(Exercise):
Repeat, exactly and completely, the entries shown underneath.

[Supplied material]

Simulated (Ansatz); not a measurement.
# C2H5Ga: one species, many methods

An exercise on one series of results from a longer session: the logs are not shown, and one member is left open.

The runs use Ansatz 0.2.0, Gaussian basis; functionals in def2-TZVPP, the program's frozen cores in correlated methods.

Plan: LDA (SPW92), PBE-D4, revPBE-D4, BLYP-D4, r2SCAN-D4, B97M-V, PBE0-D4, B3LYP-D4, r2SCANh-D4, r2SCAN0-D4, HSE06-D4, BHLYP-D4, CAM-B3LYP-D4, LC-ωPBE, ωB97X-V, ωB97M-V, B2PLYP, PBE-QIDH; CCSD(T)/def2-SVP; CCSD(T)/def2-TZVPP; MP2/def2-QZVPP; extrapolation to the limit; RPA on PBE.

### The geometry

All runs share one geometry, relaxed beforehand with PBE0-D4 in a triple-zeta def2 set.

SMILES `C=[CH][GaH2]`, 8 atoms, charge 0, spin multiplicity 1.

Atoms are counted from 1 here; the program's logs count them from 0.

[/Supplied material]

(Exercise response):
Simulated (Ansatz); not a measurement.
# C2H5Ga: one species, many methods

An exercise on one series of results from a longer session: the logs are not shown, and one member is left open.

The runs use Ansatz 0.2.0, Gaussian basis; functionals in def2-TZVPP, the program's frozen cores in correlated methods.

Plan: LDA (SPW92), PBE-D4, revPBE-D4, BLYP-D4, r2SCAN-D4, B97M-V, PBE0-D4, B3LYP-D4, r2SCANh-D4, r2SCAN0-D4, HSE06-D4, BHLYP-D4, CAM-B3LYP-D4, LC-ωPBE, ωB97X-V, ωB97M-V, B2PLYP, PBE-QIDH; CCSD(T)/def2-SVP; CCSD(T)/def2-TZVPP; MP2/def2-QZVPP; extrapolation to the limit; RPA on PBE.

### The geometry

All runs share one geometry, relaxed beforehand with PBE0-D4 in a triple-zeta def2 set.

SMILES `C=[CH][GaH2]`, 8 atoms, charge 0, spin multiplicity 1.

Atoms are counted from 1 here; the program's logs count them from 0.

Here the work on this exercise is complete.